The first line of the entries through the line bearing "What does it give for the band": copy these lines exactly and return nothing else.

--- Data shown Enclosed Below ---

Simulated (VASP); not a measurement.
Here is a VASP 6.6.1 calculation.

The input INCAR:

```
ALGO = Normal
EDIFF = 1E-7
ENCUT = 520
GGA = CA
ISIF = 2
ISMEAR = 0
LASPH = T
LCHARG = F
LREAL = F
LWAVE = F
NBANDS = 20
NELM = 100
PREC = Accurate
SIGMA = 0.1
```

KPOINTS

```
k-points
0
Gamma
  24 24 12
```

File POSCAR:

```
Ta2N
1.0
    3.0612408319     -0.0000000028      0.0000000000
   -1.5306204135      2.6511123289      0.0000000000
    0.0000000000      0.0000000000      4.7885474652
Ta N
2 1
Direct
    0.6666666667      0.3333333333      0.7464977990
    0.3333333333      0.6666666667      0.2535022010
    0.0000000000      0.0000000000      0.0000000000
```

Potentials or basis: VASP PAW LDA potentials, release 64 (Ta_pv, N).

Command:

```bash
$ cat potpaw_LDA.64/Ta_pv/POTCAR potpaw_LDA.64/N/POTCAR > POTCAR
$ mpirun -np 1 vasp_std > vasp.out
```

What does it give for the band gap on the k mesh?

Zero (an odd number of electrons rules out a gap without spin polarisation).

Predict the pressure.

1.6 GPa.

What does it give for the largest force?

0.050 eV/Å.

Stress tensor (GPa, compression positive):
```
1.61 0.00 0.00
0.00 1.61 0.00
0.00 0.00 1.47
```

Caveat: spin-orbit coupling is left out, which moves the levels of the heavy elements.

--- End of Enclosed Data shown ---

- Written reply -
Simulated (VASP); not a measurement.
Here is a VASP 6.6.1 calculation.

The input INCAR:

```
ALGO = Normal
EDIFF = 1E-7
ENCUT = 520
GGA = CA
ISIF = 2
ISMEAR = 0
LASPH = T
LCHARG = F
LREAL = F
LWAVE = F
NBANDS = 20
NELM = 100
PREC = Accurate
SIGMA = 0.1
```

KPOINTS

```
k-points
0
Gamma
  24 24 12
```

File POSCAR:

```
Ta2N
1.0
    3.0612408319     -0.0000000028      0.0000000000
   -1.5306204135      2.6511123289      0.0000000000
    0.0000000000      0.0000000000      4.7885474652
Ta N
2 1
Direct
    0.6666666667      0.3333333333      0.7464977990
    0.3333333333      0.6666666667      0.2535022010
    0.0000000000      0.0000000000      0.0000000000
```

Potentials or basis: VASP PAW LDA potentials, release 64 (Ta_pv, N).

Command:

```bash
$ cat potpaw_LDA.64/Ta_pv/POTCAR potpaw_LDA.64/N/POTCAR > POTCAR
$ mpirun -np 1 vasp_std > vasp.out
```

What does it give for the band gap on the k mesh?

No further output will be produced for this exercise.